[Information supplied]
========================

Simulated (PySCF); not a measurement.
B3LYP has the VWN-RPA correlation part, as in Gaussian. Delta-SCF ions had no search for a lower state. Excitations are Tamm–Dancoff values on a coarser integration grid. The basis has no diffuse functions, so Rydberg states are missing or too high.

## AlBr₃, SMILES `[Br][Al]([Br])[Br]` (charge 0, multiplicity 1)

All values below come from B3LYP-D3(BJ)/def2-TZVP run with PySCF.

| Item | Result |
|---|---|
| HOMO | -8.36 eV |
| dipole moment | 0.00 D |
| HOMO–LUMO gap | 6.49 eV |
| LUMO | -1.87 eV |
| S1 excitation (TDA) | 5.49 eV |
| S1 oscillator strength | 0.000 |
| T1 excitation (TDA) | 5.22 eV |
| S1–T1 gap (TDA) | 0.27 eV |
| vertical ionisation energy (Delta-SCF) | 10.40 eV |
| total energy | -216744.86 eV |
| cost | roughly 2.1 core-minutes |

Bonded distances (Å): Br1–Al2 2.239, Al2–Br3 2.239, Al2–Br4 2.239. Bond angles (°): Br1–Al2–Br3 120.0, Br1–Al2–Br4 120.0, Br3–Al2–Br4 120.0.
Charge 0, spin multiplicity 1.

========================

[Work instruction] Could you transcribe the entries exactly, from the first line through the line containing "Item | Result |", and give nothing more?

[Solution]
Simulated (PySCF); not a measurement.
B3LYP has the VWN-RPA correlation part, as in Gaussian. Delta-SCF ions had no search for a lower state. Excitations are Tamm–Dancoff values on a coarser integration grid. The basis has no diffuse functions, so Rydberg states are missing or too high.

## AlBr₃, SMILES `[Br][Al]([Br])[Br]` (charge 0, multiplicity 1)

All values below come from B3LYP-D3(BJ)/def2-TZVP run with PySCF.

| Item | Result |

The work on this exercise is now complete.